### Work instruction
From the top of the records below down to the line containing "Result: As run", reproduce every line exactly.

### Source information
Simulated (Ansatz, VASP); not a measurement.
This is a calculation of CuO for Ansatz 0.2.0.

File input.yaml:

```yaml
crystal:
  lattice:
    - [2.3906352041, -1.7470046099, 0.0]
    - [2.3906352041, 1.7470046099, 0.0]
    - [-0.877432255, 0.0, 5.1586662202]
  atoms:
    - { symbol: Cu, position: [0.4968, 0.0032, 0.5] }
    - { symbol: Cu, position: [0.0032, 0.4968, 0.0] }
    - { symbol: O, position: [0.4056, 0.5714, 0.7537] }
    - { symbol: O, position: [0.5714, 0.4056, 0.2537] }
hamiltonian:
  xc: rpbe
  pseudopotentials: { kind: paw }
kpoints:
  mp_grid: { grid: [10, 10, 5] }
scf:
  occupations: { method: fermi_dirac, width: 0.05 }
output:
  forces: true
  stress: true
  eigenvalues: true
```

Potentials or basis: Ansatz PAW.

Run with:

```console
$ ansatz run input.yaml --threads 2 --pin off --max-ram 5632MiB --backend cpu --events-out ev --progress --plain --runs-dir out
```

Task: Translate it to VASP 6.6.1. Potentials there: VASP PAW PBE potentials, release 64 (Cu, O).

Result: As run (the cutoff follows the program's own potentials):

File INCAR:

### Result
Simulated (Ansatz, VASP); not a measurement.
This is a calculation of CuO for Ansatz 0.2.0.

File input.yaml:

```yaml
crystal:
  lattice:
    - [2.3906352041, -1.7470046099, 0.0]
    - [2.3906352041, 1.7470046099, 0.0]
    - [-0.877432255, 0.0, 5.1586662202]
  atoms:
    - { symbol: Cu, position: [0.4968, 0.0032, 0.5] }
    - { symbol: Cu, position: [0.0032, 0.4968, 0.0] }
    - { symbol: O, position: [0.4056, 0.5714, 0.7537] }
    - { symbol: O, position: [0.5714, 0.4056, 0.2537] }
hamiltonian:
  xc: rpbe
  pseudopotentials: { kind: paw }
kpoints:
  mp_grid: { grid: [10, 10, 5] }
scf:
  occupations: { method: fermi_dirac, width: 0.05 }
output:
  forces: true
  stress: true
  eigenvalues: true
```

Potentials or basis: Ansatz PAW.

Run with:

```console
$ ansatz run input.yaml --threads 2 --pin off --max-ram 5632MiB --backend cpu --events-out ev --progress --plain --runs-dir out
```

Task: Translate it to VASP 6.6.1. Potentials there: VASP PAW PBE potentials, release 64 (Cu, O).

Result: As run (the cutoff follows the program's own potentials):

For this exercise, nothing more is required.